§ Work item
Provide an exact copy of the lines from the beginning of the records through the line that includes "Computed with Ansatz", and of no others.

--- Provided material Enclosed Below ---
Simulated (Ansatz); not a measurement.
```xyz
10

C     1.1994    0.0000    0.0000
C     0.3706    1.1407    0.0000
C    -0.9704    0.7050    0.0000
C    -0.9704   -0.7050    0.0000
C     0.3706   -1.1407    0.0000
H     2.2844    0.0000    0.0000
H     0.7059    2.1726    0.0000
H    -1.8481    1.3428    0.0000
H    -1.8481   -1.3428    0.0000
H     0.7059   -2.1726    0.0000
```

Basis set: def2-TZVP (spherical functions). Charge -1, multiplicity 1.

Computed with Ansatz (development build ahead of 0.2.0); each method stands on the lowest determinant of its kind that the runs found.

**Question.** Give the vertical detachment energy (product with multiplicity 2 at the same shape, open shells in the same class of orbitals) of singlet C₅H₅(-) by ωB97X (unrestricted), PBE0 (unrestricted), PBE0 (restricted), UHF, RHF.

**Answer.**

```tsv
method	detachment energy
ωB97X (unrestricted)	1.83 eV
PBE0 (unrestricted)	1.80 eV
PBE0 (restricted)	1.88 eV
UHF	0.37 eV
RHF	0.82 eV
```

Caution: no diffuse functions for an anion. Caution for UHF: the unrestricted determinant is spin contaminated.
--- End of Enclosed Provided material ---

§ Written solution
Simulated (Ansatz); not a measurement.
```xyz
10

C     1.1994    0.0000    0.0000
C     0.3706    1.1407    0.0000
C    -0.9704    0.7050    0.0000
C    -0.9704   -0.7050    0.0000
C     0.3706   -1.1407    0.0000
H     2.2844    0.0000    0.0000
H     0.7059    2.1726    0.0000
H    -1.8481    1.3428    0.0000
H    -1.8481   -1.3428    0.0000
H     0.7059   -2.1726    0.0000
```

Basis set: def2-TZVP (spherical functions). Charge -1, multiplicity 1.

Computed with Ansatz (development build ahead of 0.2.0); each method stands on the lowest determinant of its kind that the runs found.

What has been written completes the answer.